» TASK ITEM:
Every record is to be restated exactly, with nothing left out.

» RAW DATA:
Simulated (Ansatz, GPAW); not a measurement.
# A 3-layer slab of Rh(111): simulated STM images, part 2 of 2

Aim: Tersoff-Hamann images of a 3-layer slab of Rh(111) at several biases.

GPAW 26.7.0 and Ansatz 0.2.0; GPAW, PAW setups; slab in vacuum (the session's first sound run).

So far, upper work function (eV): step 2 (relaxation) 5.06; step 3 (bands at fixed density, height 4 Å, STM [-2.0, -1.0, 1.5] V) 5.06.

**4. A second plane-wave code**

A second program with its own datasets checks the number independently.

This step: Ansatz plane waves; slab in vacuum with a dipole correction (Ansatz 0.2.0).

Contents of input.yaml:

» WRITTEN ANSWER:
Simulated (Ansatz, GPAW); not a measurement.
# A 3-layer slab of Rh(111): simulated STM images, part 2 of 2

Aim: Tersoff-Hamann images of a 3-layer slab of Rh(111) at several biases.

GPAW 26.7.0 and Ansatz 0.2.0; GPAW, PAW setups; slab in vacuum (the session's first sound run).

So far, upper work function (eV): step 2 (relaxation) 5.06; step 3 (bands at fixed density, height 4 Å, STM [-2.0, -1.0, 1.5] V) 5.06.

**4. A second plane-wave code**

A second program with its own datasets checks the number independently.

This step: Ansatz plane waves; slab in vacuum with a dipole correction (Ansatz 0.2.0).

Contents of input.yaml:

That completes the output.